■ **INFORMATION SHOWN**:
'''

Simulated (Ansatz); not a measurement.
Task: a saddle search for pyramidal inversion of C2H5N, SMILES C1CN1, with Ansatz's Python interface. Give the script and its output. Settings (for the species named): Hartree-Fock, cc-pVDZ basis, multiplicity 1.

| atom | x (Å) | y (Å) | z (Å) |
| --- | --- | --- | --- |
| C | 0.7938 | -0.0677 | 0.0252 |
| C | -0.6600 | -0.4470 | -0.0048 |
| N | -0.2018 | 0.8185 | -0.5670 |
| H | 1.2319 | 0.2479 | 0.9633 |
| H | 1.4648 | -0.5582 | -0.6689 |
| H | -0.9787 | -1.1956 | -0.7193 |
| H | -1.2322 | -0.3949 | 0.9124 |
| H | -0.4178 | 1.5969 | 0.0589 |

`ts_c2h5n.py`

'''

■ **REQUIREMENT**: Quote exactly the opening line of the material above and every line after it, up to and including the line that contains "1.5969 | 0.0589 |".

■ **EXERCISE RESPONSE**:
Simulated (Ansatz); not a measurement.
Task: a saddle search for pyramidal inversion of C2H5N, SMILES C1CN1, with Ansatz's Python interface. Give the script and its output. Settings (for the species named): Hartree-Fock, cc-pVDZ basis, multiplicity 1.

| atom | x (Å) | y (Å) | z (Å) |
| --- | --- | --- | --- |
| C | 0.7938 | -0.0677 | 0.0252 |
| C | -0.6600 | -0.4470 | -0.0048 |
| N | -0.2018 | 0.8185 | -0.5670 |
| H | 1.2319 | 0.2479 | 0.9633 |
| H | 1.4648 | -0.5582 | -0.6689 |
| H | -0.9787 | -1.1956 | -0.7193 |
| H | -1.2322 | -0.3949 | 0.9124 |
| H | -0.4178 | 1.5969 | 0.0589 |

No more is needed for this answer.